**DATA SUPPLIED:**
= Beginning of Section =

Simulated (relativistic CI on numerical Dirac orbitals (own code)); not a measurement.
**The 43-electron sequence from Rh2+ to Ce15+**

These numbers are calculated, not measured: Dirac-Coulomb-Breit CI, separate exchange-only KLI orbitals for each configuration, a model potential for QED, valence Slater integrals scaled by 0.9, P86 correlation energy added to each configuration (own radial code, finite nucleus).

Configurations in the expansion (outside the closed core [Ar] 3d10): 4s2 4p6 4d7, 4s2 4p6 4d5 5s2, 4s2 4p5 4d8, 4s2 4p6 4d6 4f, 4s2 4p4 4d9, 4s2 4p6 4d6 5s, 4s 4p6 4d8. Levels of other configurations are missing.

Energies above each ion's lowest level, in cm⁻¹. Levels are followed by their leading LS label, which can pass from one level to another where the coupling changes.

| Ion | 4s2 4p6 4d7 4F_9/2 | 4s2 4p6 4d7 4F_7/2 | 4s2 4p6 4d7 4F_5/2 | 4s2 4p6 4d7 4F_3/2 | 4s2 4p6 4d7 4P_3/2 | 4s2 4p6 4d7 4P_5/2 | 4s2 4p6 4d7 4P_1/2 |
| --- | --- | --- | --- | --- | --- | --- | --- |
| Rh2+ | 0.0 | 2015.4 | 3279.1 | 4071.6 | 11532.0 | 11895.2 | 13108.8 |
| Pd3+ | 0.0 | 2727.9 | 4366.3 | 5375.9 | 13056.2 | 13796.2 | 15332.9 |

= End of Section =

**REQUIREMENT:** Repeat all the data, every line exactly.

**RESPONSE BOX:**
Simulated (relativistic CI on numerical Dirac orbitals (own code)); not a measurement.
**The 43-electron sequence from Rh2+ to Ce15+**

These numbers are calculated, not measured: Dirac-Coulomb-Breit CI, separate exchange-only KLI orbitals for each configuration, a model potential for QED, valence Slater integrals scaled by 0.9, P86 correlation energy added to each configuration (own radial code, finite nucleus).

Configurations in the expansion (outside the closed core [Ar] 3d10): 4s2 4p6 4d7, 4s2 4p6 4d5 5s2, 4s2 4p5 4d8, 4s2 4p6 4d6 4f, 4s2 4p4 4d9, 4s2 4p6 4d6 5s, 4s 4p6 4d8. Levels of other configurations are missing.

Energies above each ion's lowest level, in cm⁻¹. Levels are followed by their leading LS label, which can pass from one level to another where the coupling changes.

| Ion | 4s2 4p6 4d7 4F_9/2 | 4s2 4p6 4d7 4F_7/2 | 4s2 4p6 4d7 4F_5/2 | 4s2 4p6 4d7 4F_3/2 | 4s2 4p6 4d7 4P_3/2 | 4s2 4p6 4d7 4P_5/2 | 4s2 4p6 4d7 4P_1/2 |
| --- | --- | --- | --- | --- | --- | --- | --- |
| Rh2+ | 0.0 | 2015.4 | 3279.1 | 4071.6 | 11532.0 | 11895.2 | 13108.8 |
| Pd3+ | 0.0 | 2727.9 | 4366.3 | 5375.9 | 13056.2 | 13796.2 | 15332.9 |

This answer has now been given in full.